= Beginning of Section =

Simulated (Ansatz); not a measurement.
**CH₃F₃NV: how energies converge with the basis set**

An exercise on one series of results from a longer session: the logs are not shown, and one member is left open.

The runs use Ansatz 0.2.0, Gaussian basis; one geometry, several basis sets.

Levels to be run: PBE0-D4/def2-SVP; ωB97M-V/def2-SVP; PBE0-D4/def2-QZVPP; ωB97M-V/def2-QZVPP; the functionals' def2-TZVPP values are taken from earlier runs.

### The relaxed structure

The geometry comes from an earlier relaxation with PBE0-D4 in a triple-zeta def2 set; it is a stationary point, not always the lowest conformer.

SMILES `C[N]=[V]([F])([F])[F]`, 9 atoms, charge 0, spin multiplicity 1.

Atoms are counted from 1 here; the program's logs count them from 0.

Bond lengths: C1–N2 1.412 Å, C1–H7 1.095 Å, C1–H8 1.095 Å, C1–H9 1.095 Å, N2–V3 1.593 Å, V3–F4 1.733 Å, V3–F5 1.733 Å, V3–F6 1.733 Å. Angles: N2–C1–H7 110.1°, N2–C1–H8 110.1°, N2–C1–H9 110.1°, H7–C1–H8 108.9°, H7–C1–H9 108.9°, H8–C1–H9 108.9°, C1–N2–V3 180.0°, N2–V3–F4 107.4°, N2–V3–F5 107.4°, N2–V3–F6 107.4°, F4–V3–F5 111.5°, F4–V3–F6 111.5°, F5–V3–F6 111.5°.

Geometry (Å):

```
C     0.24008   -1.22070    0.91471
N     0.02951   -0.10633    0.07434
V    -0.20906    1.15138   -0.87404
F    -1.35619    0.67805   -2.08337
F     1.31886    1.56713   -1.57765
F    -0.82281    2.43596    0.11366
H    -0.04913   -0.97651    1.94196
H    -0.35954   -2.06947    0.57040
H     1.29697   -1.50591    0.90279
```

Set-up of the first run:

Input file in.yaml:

= End of Section =

*BRIEF*:
Would you print exactly, and only, the lines of the data above from the line with "The runs use" through the line with "Atoms are counted", inclusive?

*EXERCISE ANSWER*:
The runs use Ansatz 0.2.0, Gaussian basis; one geometry, several basis sets.

Levels to be run: PBE0-D4/def2-SVP; ωB97M-V/def2-SVP; PBE0-D4/def2-QZVPP; ωB97M-V/def2-QZVPP; the functionals' def2-TZVPP values are taken from earlier runs.

### The relaxed structure

The geometry comes from an earlier relaxation with PBE0-D4 in a triple-zeta def2 set; it is a stationary point, not always the lowest conformer.

SMILES `C[N]=[V]([F])([F])[F]`, 9 atoms, charge 0, spin multiplicity 1.

Atoms are counted from 1 here; the program's logs count them from 0.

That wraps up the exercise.